**Data shown:**
□ □ □ □

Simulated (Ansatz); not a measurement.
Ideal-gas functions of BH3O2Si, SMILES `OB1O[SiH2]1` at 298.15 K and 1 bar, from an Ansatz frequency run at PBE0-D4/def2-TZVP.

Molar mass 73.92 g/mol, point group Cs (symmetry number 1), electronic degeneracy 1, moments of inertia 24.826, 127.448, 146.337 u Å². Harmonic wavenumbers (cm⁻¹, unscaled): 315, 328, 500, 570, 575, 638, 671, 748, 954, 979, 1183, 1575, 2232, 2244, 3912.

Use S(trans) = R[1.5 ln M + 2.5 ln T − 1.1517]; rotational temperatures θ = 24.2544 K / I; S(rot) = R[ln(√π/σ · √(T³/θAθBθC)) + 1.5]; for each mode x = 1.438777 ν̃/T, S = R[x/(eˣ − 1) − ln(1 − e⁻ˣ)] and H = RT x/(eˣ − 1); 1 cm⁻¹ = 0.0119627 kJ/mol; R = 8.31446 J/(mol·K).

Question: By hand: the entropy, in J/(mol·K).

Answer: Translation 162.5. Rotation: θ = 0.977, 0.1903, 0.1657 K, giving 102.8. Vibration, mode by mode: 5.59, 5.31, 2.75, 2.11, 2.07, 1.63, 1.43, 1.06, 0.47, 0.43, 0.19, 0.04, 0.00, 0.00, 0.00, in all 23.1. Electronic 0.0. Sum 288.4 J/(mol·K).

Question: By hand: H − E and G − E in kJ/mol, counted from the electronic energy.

□ □ □ □

**Activity:** Copy exactly the stretch of data above from the line with "Molar mass 73.92" through the line with "Answer: Translation 162.5.", and omit all other lines.

**Worked solution:**
Molar mass 73.92 g/mol, point group Cs (symmetry number 1), electronic degeneracy 1, moments of inertia 24.826, 127.448, 146.337 u Å². Harmonic wavenumbers (cm⁻¹, unscaled): 315, 328, 500, 570, 575, 638, 671, 748, 954, 979, 1183, 1575, 2232, 2244, 3912.

Use S(trans) = R[1.5 ln M + 2.5 ln T − 1.1517]; rotational temperatures θ = 24.2544 K / I; S(rot) = R[ln(√π/σ · √(T³/θAθBθC)) + 1.5]; for each mode x = 1.438777 ν̃/T, S = R[x/(eˣ − 1) − ln(1 − e⁻ˣ)] and H = RT x/(eˣ − 1); 1 cm⁻¹ = 0.0119627 kJ/mol; R = 8.31446 J/(mol·K).

Question: By hand: the entropy, in J/(mol·K).

Answer: Translation 162.5. Rotation: θ = 0.977, 0.1903, 0.1657 K, giving 102.8. Vibration, mode by mode: 5.59, 5.31, 2.75, 2.11, 2.07, 1.63, 1.43, 1.06, 0.47, 0.43, 0.19, 0.04, 0.00, 0.00, 0.00, in all 23.1. Electronic 0.0. Sum 288.4 J/(mol·K).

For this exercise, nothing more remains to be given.